Data under study:
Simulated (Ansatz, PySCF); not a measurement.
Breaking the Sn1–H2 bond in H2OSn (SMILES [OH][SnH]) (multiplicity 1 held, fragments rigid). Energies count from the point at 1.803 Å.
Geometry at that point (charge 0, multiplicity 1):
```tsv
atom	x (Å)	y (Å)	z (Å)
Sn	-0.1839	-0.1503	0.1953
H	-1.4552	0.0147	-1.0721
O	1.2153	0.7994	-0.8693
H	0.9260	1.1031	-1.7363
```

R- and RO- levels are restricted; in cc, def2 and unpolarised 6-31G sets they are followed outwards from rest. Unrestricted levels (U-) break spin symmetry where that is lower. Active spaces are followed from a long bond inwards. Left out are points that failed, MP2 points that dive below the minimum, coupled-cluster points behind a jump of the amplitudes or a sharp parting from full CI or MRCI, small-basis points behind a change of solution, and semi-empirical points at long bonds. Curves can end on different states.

Exercise: Please give all the entries above again, exactly as they stand.

Worked solution:
Simulated (Ansatz, PySCF); not a measurement.
Breaking the Sn1–H2 bond in H2OSn (SMILES [OH][SnH]) (multiplicity 1 held, fragments rigid). Energies count from the point at 1.803 Å.
Geometry at that point (charge 0, multiplicity 1):
```tsv
atom	x (Å)	y (Å)	z (Å)
Sn	-0.1839	-0.1503	0.1953
H	-1.4552	0.0147	-1.0721
O	1.2153	0.7994	-0.8693
H	0.9260	1.1031	-1.7363
```

R- and RO- levels are restricted; in cc, def2 and unpolarised 6-31G sets they are followed outwards from rest. Unrestricted levels (U-) break spin symmetry where that is lower. Active spaces are followed from a long bond inwards. Left out are points that failed, MP2 points that dive below the minimum, coupled-cluster points behind a jump of the amplitudes or a sharp parting from full CI or MRCI, small-basis points behind a change of solution, and semi-empirical points at long bonds. Curves can end on different states.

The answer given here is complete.